However many lines the data holds, transcribe them all exactly.

BEGIN

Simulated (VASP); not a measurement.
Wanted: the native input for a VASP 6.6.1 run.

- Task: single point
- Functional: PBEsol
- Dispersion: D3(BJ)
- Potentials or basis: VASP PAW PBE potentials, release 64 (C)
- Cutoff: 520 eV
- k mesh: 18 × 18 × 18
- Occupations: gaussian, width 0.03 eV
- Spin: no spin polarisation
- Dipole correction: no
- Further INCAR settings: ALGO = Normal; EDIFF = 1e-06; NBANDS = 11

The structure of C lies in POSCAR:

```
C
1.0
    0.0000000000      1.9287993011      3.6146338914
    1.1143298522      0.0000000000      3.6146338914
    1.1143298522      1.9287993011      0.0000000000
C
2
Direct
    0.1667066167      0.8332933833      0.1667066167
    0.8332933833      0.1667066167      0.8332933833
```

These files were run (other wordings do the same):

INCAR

END

# [RESPONSE]
Simulated (VASP); not a measurement.
Wanted: the native input for a VASP 6.6.1 run.

- Task: single point
- Functional: PBEsol
- Dispersion: D3(BJ)
- Potentials or basis: VASP PAW PBE potentials, release 64 (C)
- Cutoff: 520 eV
- k mesh: 18 × 18 × 18
- Occupations: gaussian, width 0.03 eV
- Spin: no spin polarisation
- Dipole correction: no
- Further INCAR settings: ALGO = Normal; EDIFF = 1e-06; NBANDS = 11

The structure of C lies in POSCAR:

```
C
1.0
    0.0000000000      1.9287993011      3.6146338914
    1.1143298522      0.0000000000      3.6146338914
    1.1143298522      1.9287993011      0.0000000000
C
2
Direct
    0.1667066167      0.8332933833      0.1667066167
    0.8332933833      0.1667066167      0.8332933833
```

These files were run (other wordings do the same):

INCAR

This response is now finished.